REQUIRED ACTION :: The complete listing below should be transcribed precisely.

= Beginning of Section =

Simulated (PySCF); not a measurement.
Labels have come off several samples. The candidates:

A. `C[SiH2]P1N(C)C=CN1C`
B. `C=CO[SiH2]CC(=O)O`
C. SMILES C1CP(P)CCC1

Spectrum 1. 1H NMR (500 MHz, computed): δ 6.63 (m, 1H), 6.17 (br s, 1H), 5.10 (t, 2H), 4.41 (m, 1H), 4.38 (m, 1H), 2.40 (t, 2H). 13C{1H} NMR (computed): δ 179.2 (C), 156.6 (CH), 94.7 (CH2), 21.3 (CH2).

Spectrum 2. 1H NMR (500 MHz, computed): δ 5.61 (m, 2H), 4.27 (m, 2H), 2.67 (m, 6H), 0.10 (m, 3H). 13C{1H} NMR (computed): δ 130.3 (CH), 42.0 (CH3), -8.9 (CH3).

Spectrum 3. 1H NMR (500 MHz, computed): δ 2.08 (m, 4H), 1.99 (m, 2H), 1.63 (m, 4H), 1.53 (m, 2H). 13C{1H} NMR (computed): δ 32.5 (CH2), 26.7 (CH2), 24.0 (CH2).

= End of Section =

TASK ANSWER ::
Simulated (PySCF); not a measurement.
Labels have come off several samples. The candidates:

A. `C[SiH2]P1N(C)C=CN1C`
B. `C=CO[SiH2]CC(=O)O`
C. SMILES C1CP(P)CCC1

Spectrum 1. 1H NMR (500 MHz, computed): δ 6.63 (m, 1H), 6.17 (br s, 1H), 5.10 (t, 2H), 4.41 (m, 1H), 4.38 (m, 1H), 2.40 (t, 2H). 13C{1H} NMR (computed): δ 179.2 (C), 156.6 (CH), 94.7 (CH2), 21.3 (CH2).

Spectrum 2. 1H NMR (500 MHz, computed): δ 5.61 (m, 2H), 4.27 (m, 2H), 2.67 (m, 6H), 0.10 (m, 3H). 13C{1H} NMR (computed): δ 130.3 (CH), 42.0 (CH3), -8.9 (CH3).

Spectrum 3. 1H NMR (500 MHz, computed): δ 2.08 (m, 4H), 1.99 (m, 2H), 1.63 (m, 4H), 1.53 (m, 2H). 13C{1H} NMR (computed): δ 32.5 (CH2), 26.7 (CH2), 24.0 (CH2).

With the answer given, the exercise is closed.